▶ [Assignment]: Beginning with the first line of the entries below, quote each line until you reach and include the line with "Numbers of over".

▶ [Data]:
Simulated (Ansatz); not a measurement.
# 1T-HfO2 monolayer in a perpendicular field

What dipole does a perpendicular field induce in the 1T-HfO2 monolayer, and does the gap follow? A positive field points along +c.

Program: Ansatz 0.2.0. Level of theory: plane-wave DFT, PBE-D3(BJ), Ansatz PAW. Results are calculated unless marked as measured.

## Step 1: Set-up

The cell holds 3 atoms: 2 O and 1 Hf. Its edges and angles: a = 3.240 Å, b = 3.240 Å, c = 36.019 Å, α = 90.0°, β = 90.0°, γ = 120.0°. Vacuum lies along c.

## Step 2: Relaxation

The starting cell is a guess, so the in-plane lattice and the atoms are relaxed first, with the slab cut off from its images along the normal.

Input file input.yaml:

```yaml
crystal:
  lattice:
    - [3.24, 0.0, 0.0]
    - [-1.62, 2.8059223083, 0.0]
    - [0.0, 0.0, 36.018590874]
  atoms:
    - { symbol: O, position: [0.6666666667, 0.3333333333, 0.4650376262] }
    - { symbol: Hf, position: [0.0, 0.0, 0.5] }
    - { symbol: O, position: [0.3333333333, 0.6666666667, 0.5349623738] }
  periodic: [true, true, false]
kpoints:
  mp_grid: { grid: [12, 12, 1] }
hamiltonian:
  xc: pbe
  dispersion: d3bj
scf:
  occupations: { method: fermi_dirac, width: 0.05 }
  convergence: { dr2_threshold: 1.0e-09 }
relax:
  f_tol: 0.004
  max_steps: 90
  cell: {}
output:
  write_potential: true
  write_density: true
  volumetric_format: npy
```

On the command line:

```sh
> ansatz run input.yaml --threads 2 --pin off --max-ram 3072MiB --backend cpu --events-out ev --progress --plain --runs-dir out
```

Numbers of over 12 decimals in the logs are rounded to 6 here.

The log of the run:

▶ [Expected answer]:
Simulated (Ansatz); not a measurement.
# 1T-HfO2 monolayer in a perpendicular field

What dipole does a perpendicular field induce in the 1T-HfO2 monolayer, and does the gap follow? A positive field points along +c.

Program: Ansatz 0.2.0. Level of theory: plane-wave DFT, PBE-D3(BJ), Ansatz PAW. Results are calculated unless marked as measured.

## Step 1: Set-up

The cell holds 3 atoms: 2 O and 1 Hf. Its edges and angles: a = 3.240 Å, b = 3.240 Å, c = 36.019 Å, α = 90.0°, β = 90.0°, γ = 120.0°. Vacuum lies along c.

## Step 2: Relaxation

The starting cell is a guess, so the in-plane lattice and the atoms are relaxed first, with the slab cut off from its images along the normal.

Input file input.yaml:

```yaml
crystal:
  lattice:
    - [3.24, 0.0, 0.0]
    - [-1.62, 2.8059223083, 0.0]
    - [0.0, 0.0, 36.018590874]
  atoms:
    - { symbol: O, position: [0.6666666667, 0.3333333333, 0.4650376262] }
    - { symbol: Hf, position: [0.0, 0.0, 0.5] }
    - { symbol: O, position: [0.3333333333, 0.6666666667, 0.5349623738] }
  periodic: [true, true, false]
kpoints:
  mp_grid: { grid: [12, 12, 1] }
hamiltonian:
  xc: pbe
  dispersion: d3bj
scf:
  occupations: { method: fermi_dirac, width: 0.05 }
  convergence: { dr2_threshold: 1.0e-09 }
relax:
  f_tol: 0.004
  max_steps: 90
  cell: {}
output:
  write_potential: true
  write_density: true
  volumetric_format: npy
```

On the command line:

```sh
> ansatz run input.yaml --threads 2 --pin off --max-ram 3072MiB --backend cpu --events-out ev --progress --plain --runs-dir out
```

Numbers of over 12 decimals in the logs are rounded to 6 here.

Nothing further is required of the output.